Work instruction ::
Take the records below and retype them line by line, from the first line through the one containing "The pressure is its mean diagonal, 1.39 GPa."; stop there.

---------- Dataset excerpts
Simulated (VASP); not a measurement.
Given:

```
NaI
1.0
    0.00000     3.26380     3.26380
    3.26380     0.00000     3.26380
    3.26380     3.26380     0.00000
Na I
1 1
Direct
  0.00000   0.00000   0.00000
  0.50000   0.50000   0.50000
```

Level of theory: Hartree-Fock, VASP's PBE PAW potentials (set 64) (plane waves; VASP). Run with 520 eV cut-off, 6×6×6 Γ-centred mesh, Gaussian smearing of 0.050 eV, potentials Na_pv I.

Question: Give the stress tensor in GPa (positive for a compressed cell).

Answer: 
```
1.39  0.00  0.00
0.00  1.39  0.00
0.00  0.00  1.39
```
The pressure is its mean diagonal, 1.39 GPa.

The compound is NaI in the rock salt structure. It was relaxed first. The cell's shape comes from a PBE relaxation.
--------------------

Exercise solution ::
Simulated (VASP); not a measurement.
Given:

```
NaI
1.0
    0.00000     3.26380     3.26380
    3.26380     0.00000     3.26380
    3.26380     3.26380     0.00000
Na I
1 1
Direct
  0.00000   0.00000   0.00000
  0.50000   0.50000   0.50000
```

Level of theory: Hartree-Fock, VASP's PBE PAW potentials (set 64) (plane waves; VASP). Run with 520 eV cut-off, 6×6×6 Γ-centred mesh, Gaussian smearing of 0.050 eV, potentials Na_pv I.

Question: Give the stress tensor in GPa (positive for a compressed cell).

Answer: 
```
1.39  0.00  0.00
0.00  1.39  0.00
0.00  0.00  1.39
```
The pressure is its mean diagonal, 1.39 GPa.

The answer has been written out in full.